◆ **Assigned task**
Going down the data below, set down exactly the line with "(4) Löwdin character" and each line after it through the line with "(2) 0.83 eV, direct at L."; no other lines.

Extracted entries below:
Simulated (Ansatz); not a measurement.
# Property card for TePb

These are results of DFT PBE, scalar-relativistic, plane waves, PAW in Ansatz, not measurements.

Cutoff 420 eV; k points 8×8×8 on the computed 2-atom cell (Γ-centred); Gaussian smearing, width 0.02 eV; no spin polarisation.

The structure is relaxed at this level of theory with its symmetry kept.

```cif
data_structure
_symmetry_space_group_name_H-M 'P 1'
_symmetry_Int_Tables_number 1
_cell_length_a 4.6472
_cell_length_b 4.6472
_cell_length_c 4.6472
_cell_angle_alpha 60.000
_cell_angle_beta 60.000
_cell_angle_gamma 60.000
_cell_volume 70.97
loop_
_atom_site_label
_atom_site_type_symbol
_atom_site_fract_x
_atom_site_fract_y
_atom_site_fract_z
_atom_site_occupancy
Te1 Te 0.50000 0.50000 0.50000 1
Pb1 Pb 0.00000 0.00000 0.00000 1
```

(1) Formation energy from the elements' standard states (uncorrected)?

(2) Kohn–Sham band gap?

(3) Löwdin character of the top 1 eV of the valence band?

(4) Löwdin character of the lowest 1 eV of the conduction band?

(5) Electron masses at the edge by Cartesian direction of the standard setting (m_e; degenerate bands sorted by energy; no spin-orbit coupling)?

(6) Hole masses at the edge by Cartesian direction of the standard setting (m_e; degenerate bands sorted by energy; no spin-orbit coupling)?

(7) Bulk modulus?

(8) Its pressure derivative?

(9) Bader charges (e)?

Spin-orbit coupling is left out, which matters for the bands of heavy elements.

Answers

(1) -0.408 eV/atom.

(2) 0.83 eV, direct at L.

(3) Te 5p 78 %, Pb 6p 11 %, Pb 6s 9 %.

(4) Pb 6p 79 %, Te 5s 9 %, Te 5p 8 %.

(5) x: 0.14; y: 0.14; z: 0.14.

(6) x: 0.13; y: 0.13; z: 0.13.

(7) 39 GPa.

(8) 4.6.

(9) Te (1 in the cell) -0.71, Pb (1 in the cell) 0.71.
End of Extracted entries.

◆ **Task output**
(4) Löwdin character of the lowest 1 eV of the conduction band?

(5) Electron masses at the edge by Cartesian direction of the standard setting (m_e; degenerate bands sorted by energy; no spin-orbit coupling)?

(6) Hole masses at the edge by Cartesian direction of the standard setting (m_e; degenerate bands sorted by energy; no spin-orbit coupling)?

(7) Bulk modulus?

(8) Its pressure derivative?

(9) Bader charges (e)?

Spin-orbit coupling is left out, which matters for the bands of heavy elements.

Answers

(1) -0.408 eV/atom.

(2) 0.83 eV, direct at L.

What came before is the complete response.